Starting with the first line and ending with the one that holds "(2) -9.6 GPa.", retype the entries exactly.

··········

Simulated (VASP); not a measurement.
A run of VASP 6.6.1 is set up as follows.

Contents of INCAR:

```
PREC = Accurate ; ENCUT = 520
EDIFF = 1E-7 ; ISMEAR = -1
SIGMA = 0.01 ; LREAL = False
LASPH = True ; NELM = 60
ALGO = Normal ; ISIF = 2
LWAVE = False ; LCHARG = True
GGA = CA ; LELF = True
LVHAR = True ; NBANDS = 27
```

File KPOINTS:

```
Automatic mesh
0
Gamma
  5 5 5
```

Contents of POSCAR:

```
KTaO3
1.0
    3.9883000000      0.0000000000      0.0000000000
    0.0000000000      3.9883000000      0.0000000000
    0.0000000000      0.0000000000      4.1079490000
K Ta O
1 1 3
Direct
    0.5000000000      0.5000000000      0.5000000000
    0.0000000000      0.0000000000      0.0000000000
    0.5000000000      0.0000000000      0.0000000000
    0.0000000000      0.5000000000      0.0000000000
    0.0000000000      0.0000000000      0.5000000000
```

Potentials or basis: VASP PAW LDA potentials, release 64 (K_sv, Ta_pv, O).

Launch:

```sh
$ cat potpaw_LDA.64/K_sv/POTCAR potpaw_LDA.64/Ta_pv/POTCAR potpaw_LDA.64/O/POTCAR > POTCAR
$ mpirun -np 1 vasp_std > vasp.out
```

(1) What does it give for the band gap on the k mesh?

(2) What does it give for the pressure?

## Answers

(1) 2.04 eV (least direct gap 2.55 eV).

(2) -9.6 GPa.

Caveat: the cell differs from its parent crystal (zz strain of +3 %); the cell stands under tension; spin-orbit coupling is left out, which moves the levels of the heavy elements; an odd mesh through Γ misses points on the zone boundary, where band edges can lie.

··········

**TASK RESULT**.
Simulated (VASP); not a measurement.
A run of VASP 6.6.1 is set up as follows.

Contents of INCAR:

```
PREC = Accurate ; ENCUT = 520
EDIFF = 1E-7 ; ISMEAR = -1
SIGMA = 0.01 ; LREAL = False
LASPH = True ; NELM = 60
ALGO = Normal ; ISIF = 2
LWAVE = False ; LCHARG = True
GGA = CA ; LELF = True
LVHAR = True ; NBANDS = 27
```

File KPOINTS:

```
Automatic mesh
0
Gamma
  5 5 5
```

Contents of POSCAR:

```
KTaO3
1.0
    3.9883000000      0.0000000000      0.0000000000
    0.0000000000      3.9883000000      0.0000000000
    0.0000000000      0.0000000000      4.1079490000
K Ta O
1 1 3
Direct
    0.5000000000      0.5000000000      0.5000000000
    0.0000000000      0.0000000000      0.0000000000
    0.5000000000      0.0000000000      0.0000000000
    0.0000000000      0.5000000000      0.0000000000
    0.0000000000      0.0000000000      0.5000000000
```

Potentials or basis: VASP PAW LDA potentials, release 64 (K_sv, Ta_pv, O).

Launch:

```sh
$ cat potpaw_LDA.64/K_sv/POTCAR potpaw_LDA.64/Ta_pv/POTCAR potpaw_LDA.64/O/POTCAR > POTCAR
$ mpirun -np 1 vasp_std > vasp.out
```

(1) What does it give for the band gap on the k mesh?

(2) What does it give for the pressure?

## Answers

(1) 2.04 eV (least direct gap 2.55 eV).

(2) -9.6 GPa.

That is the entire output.